(RECORDS SHOWN begins)

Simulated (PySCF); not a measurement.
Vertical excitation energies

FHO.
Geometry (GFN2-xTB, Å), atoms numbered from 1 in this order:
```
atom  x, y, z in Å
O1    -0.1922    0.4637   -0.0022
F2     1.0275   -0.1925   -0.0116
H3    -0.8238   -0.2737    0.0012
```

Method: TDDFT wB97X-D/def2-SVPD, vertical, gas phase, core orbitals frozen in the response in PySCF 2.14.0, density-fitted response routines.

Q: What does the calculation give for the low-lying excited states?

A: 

(RECORDS SHOWN ends)

REQUIRED ACTION: Nothing should be changed: write out all of the data as is.

ANSWER BOX:
Simulated (PySCF); not a measurement.
Vertical excitation energies

FHO.
Geometry (GFN2-xTB, Å), atoms numbered from 1 in this order:
```
atom  x, y, z in Å
O1    -0.1922    0.4637   -0.0022
F2     1.0275   -0.1925   -0.0116
H3    -0.8238   -0.2737    0.0012
```

Method: TDDFT wB97X-D/def2-SVPD, vertical, gas phase, core orbitals frozen in the response in PySCF 2.14.0, density-fitted response routines.

Q: What does the calculation give for the low-lying excited states?

A: 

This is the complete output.